[INFORMATION Boundary: Start]

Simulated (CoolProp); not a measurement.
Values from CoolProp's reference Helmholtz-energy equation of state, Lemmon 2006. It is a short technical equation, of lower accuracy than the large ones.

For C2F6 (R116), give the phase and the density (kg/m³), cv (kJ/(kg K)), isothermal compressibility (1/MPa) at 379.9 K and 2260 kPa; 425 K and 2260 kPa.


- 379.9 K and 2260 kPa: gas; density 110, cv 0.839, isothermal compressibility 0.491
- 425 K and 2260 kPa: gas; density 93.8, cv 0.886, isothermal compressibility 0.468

[INFORMATION Boundary: End]

REQUIREMENT: Take the lines from the top of the data through the one that contains "Values from CoolProp's" and copy them exactly, leaving out every line after it.

EXPECTED ANSWER:
Simulated (CoolProp); not a measurement.
Values from CoolProp's reference Helmholtz-energy equation of state, Lemmon 2006. It is a short technical equation, of lower accuracy than the large ones.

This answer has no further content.